WORK ORDER >> Repeat each record word for word. Leave nothing out.

RECORDS SHOWN >>
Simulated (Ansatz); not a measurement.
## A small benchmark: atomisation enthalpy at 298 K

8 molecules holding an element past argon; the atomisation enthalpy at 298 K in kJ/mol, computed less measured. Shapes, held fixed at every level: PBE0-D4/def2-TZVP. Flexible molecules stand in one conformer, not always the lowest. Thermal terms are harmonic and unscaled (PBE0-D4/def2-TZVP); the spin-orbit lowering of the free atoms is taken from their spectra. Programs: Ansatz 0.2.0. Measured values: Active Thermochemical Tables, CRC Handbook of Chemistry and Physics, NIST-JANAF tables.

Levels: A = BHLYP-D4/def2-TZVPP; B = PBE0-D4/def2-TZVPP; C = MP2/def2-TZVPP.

WORKED SOLUTION >>
Simulated (Ansatz); not a measurement.
## A small benchmark: atomisation enthalpy at 298 K

8 molecules holding an element past argon; the atomisation enthalpy at 298 K in kJ/mol, computed less measured. Shapes, held fixed at every level: PBE0-D4/def2-TZVP. Flexible molecules stand in one conformer, not always the lowest. Thermal terms are harmonic and unscaled (PBE0-D4/def2-TZVP); the spin-orbit lowering of the free atoms is taken from their spectra. Programs: Ansatz 0.2.0. Measured values: Active Thermochemical Tables, CRC Handbook of Chemistry and Physics, NIST-JANAF tables.

Levels: A = BHLYP-D4/def2-TZVPP; B = PBE0-D4/def2-TZVPP; C = MP2/def2-TZVPP.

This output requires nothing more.